- Work request
Only the lines from the top of the material through the line containing "shells in valence." should be restated, each one exactly.

-- Opening Marker --

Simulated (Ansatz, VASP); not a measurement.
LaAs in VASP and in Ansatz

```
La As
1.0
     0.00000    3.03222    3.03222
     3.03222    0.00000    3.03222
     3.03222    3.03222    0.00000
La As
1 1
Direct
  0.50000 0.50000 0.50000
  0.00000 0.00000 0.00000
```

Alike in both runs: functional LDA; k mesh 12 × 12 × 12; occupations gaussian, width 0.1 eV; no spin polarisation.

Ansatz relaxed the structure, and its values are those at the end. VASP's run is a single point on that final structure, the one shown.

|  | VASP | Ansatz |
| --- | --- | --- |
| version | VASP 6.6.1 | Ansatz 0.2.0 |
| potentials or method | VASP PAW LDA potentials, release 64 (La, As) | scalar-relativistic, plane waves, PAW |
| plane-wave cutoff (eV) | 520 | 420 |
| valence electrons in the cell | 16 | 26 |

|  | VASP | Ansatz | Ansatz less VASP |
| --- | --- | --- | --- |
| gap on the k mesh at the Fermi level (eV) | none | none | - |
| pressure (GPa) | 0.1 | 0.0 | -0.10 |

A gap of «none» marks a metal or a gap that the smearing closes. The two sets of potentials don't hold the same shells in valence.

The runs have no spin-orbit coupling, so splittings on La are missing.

-- Closing Marker --

- Solution
Simulated (Ansatz, VASP); not a measurement.
LaAs in VASP and in Ansatz

```
La As
1.0
     0.00000    3.03222    3.03222
     3.03222    0.00000    3.03222
     3.03222    3.03222    0.00000
La As
1 1
Direct
  0.50000 0.50000 0.50000
  0.00000 0.00000 0.00000
```

Alike in both runs: functional LDA; k mesh 12 × 12 × 12; occupations gaussian, width 0.1 eV; no spin polarisation.

Ansatz relaxed the structure, and its values are those at the end. VASP's run is a single point on that final structure, the one shown.

|  | VASP | Ansatz |
| --- | --- | --- |
| version | VASP 6.6.1 | Ansatz 0.2.0 |
| potentials or method | VASP PAW LDA potentials, release 64 (La, As) | scalar-relativistic, plane waves, PAW |
| plane-wave cutoff (eV) | 520 | 420 |
| valence electrons in the cell | 16 | 26 |

|  | VASP | Ansatz | Ansatz less VASP |
| --- | --- | --- | --- |
| gap on the k mesh at the Fermi level (eV) | none | none | - |
| pressure (GPa) | 0.1 | 0.0 | -0.10 |

A gap of «none» marks a metal or a gap that the smearing closes. The two sets of potentials don't hold the same shells in valence.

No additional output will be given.